▶ _REQUIRED ACTION_: Nothing but an exact repetition of the entries should appear in the answer.

»»

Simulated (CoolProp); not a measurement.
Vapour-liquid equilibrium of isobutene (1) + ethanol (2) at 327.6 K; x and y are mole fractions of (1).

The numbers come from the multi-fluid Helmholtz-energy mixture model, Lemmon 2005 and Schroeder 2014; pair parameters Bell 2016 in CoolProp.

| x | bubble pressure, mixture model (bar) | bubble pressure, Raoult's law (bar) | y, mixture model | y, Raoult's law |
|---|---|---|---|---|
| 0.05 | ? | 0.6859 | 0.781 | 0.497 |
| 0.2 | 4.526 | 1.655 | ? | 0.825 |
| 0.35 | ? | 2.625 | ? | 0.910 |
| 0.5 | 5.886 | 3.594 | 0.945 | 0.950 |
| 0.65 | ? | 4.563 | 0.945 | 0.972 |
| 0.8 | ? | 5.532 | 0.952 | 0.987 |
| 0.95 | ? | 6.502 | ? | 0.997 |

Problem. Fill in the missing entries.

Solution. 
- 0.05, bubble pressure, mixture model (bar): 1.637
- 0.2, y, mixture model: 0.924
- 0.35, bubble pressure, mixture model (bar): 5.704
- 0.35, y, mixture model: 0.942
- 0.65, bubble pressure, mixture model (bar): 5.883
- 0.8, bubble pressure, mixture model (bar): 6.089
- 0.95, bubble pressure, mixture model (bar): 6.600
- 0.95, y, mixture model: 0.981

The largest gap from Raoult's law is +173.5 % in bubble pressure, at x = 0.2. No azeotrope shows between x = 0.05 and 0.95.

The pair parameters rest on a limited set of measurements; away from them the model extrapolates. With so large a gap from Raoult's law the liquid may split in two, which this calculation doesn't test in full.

««

▶ _WORKED SOLUTION_:
Simulated (CoolProp); not a measurement.
Vapour-liquid equilibrium of isobutene (1) + ethanol (2) at 327.6 K; x and y are mole fractions of (1).

The numbers come from the multi-fluid Helmholtz-energy mixture model, Lemmon 2005 and Schroeder 2014; pair parameters Bell 2016 in CoolProp.

| x | bubble pressure, mixture model (bar) | bubble pressure, Raoult's law (bar) | y, mixture model | y, Raoult's law |
|---|---|---|---|---|
| 0.05 | ? | 0.6859 | 0.781 | 0.497 |
| 0.2 | 4.526 | 1.655 | ? | 0.825 |
| 0.35 | ? | 2.625 | ? | 0.910 |
| 0.5 | 5.886 | 3.594 | 0.945 | 0.950 |
| 0.65 | ? | 4.563 | 0.945 | 0.972 |
| 0.8 | ? | 5.532 | 0.952 | 0.987 |
| 0.95 | ? | 6.502 | ? | 0.997 |

Problem. Fill in the missing entries.

Solution. 
- 0.05, bubble pressure, mixture model (bar): 1.637
- 0.2, y, mixture model: 0.924
- 0.35, bubble pressure, mixture model (bar): 5.704
- 0.35, y, mixture model: 0.942
- 0.65, bubble pressure, mixture model (bar): 5.883
- 0.8, bubble pressure, mixture model (bar): 6.089
- 0.95, bubble pressure, mixture model (bar): 6.600
- 0.95, y, mixture model: 0.981

The largest gap from Raoult's law is +173.5 % in bubble pressure, at x = 0.2. No azeotrope shows between x = 0.05 and 0.95.

The pair parameters rest on a limited set of measurements; away from them the model extrapolates. With so large a gap from Raoult's law the liquid may split in two, which this calculation doesn't test in full.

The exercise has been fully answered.